━━ Exercise data ━━

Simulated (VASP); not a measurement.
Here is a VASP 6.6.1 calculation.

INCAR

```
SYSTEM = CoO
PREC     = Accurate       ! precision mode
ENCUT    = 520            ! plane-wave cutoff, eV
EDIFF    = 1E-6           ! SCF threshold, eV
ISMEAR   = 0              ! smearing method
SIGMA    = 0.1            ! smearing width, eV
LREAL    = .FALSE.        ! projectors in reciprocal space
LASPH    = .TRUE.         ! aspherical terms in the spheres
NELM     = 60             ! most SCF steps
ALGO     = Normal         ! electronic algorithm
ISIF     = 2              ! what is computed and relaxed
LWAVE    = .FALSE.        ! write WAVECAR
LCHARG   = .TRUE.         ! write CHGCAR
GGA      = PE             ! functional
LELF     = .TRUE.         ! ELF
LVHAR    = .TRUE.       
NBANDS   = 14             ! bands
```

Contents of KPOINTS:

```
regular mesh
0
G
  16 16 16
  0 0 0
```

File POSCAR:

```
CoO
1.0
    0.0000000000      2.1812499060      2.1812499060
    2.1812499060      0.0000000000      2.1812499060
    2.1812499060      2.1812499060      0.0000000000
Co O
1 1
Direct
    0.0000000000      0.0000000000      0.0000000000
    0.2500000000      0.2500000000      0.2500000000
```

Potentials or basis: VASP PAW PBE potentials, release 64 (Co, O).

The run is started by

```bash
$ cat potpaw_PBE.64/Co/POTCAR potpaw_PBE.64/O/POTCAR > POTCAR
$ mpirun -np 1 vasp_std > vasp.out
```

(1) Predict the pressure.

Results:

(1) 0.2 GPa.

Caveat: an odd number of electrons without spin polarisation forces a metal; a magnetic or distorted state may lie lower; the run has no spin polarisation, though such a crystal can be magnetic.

━━━

Assignment: Quote exactly the first line of the data and every line after it through the one holding "(1) 0.2 GPa.".

Exercise result:
Simulated (VASP); not a measurement.
Here is a VASP 6.6.1 calculation.

INCAR

```
SYSTEM = CoO
PREC     = Accurate       ! precision mode
ENCUT    = 520            ! plane-wave cutoff, eV
EDIFF    = 1E-6           ! SCF threshold, eV
ISMEAR   = 0              ! smearing method
SIGMA    = 0.1            ! smearing width, eV
LREAL    = .FALSE.        ! projectors in reciprocal space
LASPH    = .TRUE.         ! aspherical terms in the spheres
NELM     = 60             ! most SCF steps
ALGO     = Normal         ! electronic algorithm
ISIF     = 2              ! what is computed and relaxed
LWAVE    = .FALSE.        ! write WAVECAR
LCHARG   = .TRUE.         ! write CHGCAR
GGA      = PE             ! functional
LELF     = .TRUE.         ! ELF
LVHAR    = .TRUE.       
NBANDS   = 14             ! bands
```

Contents of KPOINTS:

```
regular mesh
0
G
  16 16 16
  0 0 0
```

File POSCAR:

```
CoO
1.0
    0.0000000000      2.1812499060      2.1812499060
    2.1812499060      0.0000000000      2.1812499060
    2.1812499060      2.1812499060      0.0000000000
Co O
1 1
Direct
    0.0000000000      0.0000000000      0.0000000000
    0.2500000000      0.2500000000      0.2500000000
```

Potentials or basis: VASP PAW PBE potentials, release 64 (Co, O).

The run is started by

```bash
$ cat potpaw_PBE.64/Co/POTCAR potpaw_PBE.64/O/POTCAR > POTCAR
$ mpirun -np 1 vasp_std > vasp.out
```

(1) Predict the pressure.

Results:

(1) 0.2 GPa.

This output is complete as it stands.